RAW DATA:
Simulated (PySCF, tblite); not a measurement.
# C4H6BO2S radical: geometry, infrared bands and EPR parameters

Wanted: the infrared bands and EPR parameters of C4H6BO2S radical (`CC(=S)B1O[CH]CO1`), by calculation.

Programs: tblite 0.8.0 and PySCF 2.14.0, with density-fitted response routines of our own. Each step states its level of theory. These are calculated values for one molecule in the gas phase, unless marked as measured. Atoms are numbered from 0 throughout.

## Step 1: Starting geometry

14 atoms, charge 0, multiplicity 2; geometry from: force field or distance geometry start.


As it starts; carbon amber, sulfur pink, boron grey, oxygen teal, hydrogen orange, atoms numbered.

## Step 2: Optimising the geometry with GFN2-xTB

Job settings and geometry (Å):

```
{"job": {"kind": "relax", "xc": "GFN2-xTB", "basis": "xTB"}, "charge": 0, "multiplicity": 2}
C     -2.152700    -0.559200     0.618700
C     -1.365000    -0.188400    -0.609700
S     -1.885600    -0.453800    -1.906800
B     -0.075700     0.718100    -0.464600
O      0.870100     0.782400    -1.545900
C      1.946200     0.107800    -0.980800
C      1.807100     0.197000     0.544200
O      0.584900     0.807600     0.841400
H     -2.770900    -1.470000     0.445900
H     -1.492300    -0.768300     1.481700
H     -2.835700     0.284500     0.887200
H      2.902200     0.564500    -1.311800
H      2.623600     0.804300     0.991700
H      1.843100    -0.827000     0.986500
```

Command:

REQUIREMENT: Could you transcribe every entry exactly, without altering anything?

YOUR SOLUTION:
Simulated (PySCF, tblite); not a measurement.
# C4H6BO2S radical: geometry, infrared bands and EPR parameters

Wanted: the infrared bands and EPR parameters of C4H6BO2S radical (`CC(=S)B1O[CH]CO1`), by calculation.

Programs: tblite 0.8.0 and PySCF 2.14.0, with density-fitted response routines of our own. Each step states its level of theory. These are calculated values for one molecule in the gas phase, unless marked as measured. Atoms are numbered from 0 throughout.

## Step 1: Starting geometry

14 atoms, charge 0, multiplicity 2; geometry from: force field or distance geometry start.


As it starts; carbon amber, sulfur pink, boron grey, oxygen teal, hydrogen orange, atoms numbered.

## Step 2: Optimising the geometry with GFN2-xTB

Job settings and geometry (Å):

```
{"job": {"kind": "relax", "xc": "GFN2-xTB", "basis": "xTB"}, "charge": 0, "multiplicity": 2}
C     -2.152700    -0.559200     0.618700
C     -1.365000    -0.188400    -0.609700
S     -1.885600    -0.453800    -1.906800
B     -0.075700     0.718100    -0.464600
O      0.870100     0.782400    -1.545900
C      1.946200     0.107800    -0.980800
C      1.807100     0.197000     0.544200
O      0.584900     0.807600     0.841400
H     -2.770900    -1.470000     0.445900
H     -1.492300    -0.768300     1.481700
H     -2.835700     0.284500     0.887200
H      2.902200     0.564500    -1.311800
H      2.623600     0.804300     0.991700
H      1.843100    -0.827000     0.986500
```

Command:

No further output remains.